* Given information:
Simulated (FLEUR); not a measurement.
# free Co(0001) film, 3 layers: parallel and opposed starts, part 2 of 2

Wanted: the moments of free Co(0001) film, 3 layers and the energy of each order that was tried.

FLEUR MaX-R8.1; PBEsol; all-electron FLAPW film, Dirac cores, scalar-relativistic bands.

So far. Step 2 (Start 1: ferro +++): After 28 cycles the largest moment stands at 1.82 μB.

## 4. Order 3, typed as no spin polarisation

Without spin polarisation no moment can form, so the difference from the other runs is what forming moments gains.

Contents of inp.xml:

* Work task: Start at the first line of the entries above. Set down each line exactly through the one with "Without spin polarisation", and stop there.

* Your response:
Simulated (FLEUR); not a measurement.
# free Co(0001) film, 3 layers: parallel and opposed starts, part 2 of 2

Wanted: the moments of free Co(0001) film, 3 layers and the energy of each order that was tried.

FLEUR MaX-R8.1; PBEsol; all-electron FLAPW film, Dirac cores, scalar-relativistic bands.

So far. Step 2 (Start 1: ferro +++): After 28 cycles the largest moment stands at 1.82 μB.

## 4. Order 3, typed as no spin polarisation

Without spin polarisation no moment can form, so the difference from the other runs is what forming moments gains.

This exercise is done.